## [Source data]
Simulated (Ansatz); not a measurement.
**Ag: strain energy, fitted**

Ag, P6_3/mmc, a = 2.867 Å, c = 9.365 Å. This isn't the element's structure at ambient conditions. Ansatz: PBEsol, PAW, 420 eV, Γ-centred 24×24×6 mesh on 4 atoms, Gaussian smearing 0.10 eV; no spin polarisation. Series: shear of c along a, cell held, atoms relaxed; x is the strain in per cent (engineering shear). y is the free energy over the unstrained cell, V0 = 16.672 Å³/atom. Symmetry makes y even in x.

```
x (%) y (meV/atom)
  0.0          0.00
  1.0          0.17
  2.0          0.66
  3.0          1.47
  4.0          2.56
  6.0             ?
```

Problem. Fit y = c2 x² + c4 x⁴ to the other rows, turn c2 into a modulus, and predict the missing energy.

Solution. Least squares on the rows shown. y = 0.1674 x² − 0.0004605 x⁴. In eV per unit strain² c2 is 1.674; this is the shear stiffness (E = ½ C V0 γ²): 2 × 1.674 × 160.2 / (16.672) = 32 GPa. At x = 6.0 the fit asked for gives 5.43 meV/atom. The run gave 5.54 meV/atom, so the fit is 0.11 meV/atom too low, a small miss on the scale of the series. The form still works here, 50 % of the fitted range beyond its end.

## [Assignment]
Print only the lines that run from the start of the listing to the line bearing "strain energy, fitted**"; please keep the first line and that last one, exactly as they appear.

## [Task response]
Simulated (Ansatz); not a measurement.
**Ag: strain energy, fitted**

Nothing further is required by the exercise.